::::

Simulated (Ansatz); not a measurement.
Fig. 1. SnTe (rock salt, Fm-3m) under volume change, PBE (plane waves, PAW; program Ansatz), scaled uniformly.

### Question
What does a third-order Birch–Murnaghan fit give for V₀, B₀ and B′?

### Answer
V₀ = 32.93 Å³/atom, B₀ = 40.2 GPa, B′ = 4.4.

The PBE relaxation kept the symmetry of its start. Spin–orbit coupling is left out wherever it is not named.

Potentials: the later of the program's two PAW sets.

::::

Work instruction = Look back at the data above. Transcribe exactly the lines starting at the line that contains "V₀ = 32.93 Å³/atom, B₀ = 40.2 GPa, B′ = 4.4." and ending at the line that contains "The PBE relaxation".

Written solution =
V₀ = 32.93 Å³/atom, B₀ = 40.2 GPa, B′ = 4.4.

The PBE relaxation kept the symmetry of its start. Spin–orbit coupling is left out wherever it is not named.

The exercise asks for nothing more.